_ACTIVITY:_ Keeping every word the same, return the listing from its first line until the line holding "A: D (-0.29" has been returned as well.

_RECORD EXTRACTS:_
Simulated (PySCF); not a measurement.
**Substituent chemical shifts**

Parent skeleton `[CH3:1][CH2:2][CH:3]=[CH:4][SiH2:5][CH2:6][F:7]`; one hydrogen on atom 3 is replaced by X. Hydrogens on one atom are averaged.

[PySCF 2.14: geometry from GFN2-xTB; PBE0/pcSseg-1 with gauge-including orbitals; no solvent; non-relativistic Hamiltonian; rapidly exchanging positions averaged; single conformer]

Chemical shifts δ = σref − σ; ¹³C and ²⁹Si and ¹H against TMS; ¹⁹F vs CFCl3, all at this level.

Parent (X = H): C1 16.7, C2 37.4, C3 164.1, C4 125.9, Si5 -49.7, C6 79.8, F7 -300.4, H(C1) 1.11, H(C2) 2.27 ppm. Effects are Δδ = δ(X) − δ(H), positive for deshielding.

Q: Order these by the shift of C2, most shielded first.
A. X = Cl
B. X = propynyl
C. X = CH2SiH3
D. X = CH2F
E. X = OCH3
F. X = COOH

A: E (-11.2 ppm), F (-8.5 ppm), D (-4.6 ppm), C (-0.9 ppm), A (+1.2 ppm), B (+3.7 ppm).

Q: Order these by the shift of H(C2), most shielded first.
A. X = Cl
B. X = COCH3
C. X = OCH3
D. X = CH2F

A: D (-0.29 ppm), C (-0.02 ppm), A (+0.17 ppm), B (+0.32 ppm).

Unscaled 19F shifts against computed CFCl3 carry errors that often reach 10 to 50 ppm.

_RESPONSE:_
Simulated (PySCF); not a measurement.
**Substituent chemical shifts**

Parent skeleton `[CH3:1][CH2:2][CH:3]=[CH:4][SiH2:5][CH2:6][F:7]`; one hydrogen on atom 3 is replaced by X. Hydrogens on one atom are averaged.

[PySCF 2.14: geometry from GFN2-xTB; PBE0/pcSseg-1 with gauge-including orbitals; no solvent; non-relativistic Hamiltonian; rapidly exchanging positions averaged; single conformer]

Chemical shifts δ = σref − σ; ¹³C and ²⁹Si and ¹H against TMS; ¹⁹F vs CFCl3, all at this level.

Parent (X = H): C1 16.7, C2 37.4, C3 164.1, C4 125.9, Si5 -49.7, C6 79.8, F7 -300.4, H(C1) 1.11, H(C2) 2.27 ppm. Effects are Δδ = δ(X) − δ(H), positive for deshielding.

Q: Order these by the shift of C2, most shielded first.
A. X = Cl
B. X = propynyl
C. X = CH2SiH3
D. X = CH2F
E. X = OCH3
F. X = COOH

A: E (-11.2 ppm), F (-8.5 ppm), D (-4.6 ppm), C (-0.9 ppm), A (+1.2 ppm), B (+3.7 ppm).

Q: Order these by the shift of H(C2), most shielded first.
A. X = Cl
B. X = COCH3
C. X = OCH3
D. X = CH2F

A: D (-0.29 ppm), C (-0.02 ppm), A (+0.17 ppm), B (+0.32 ppm).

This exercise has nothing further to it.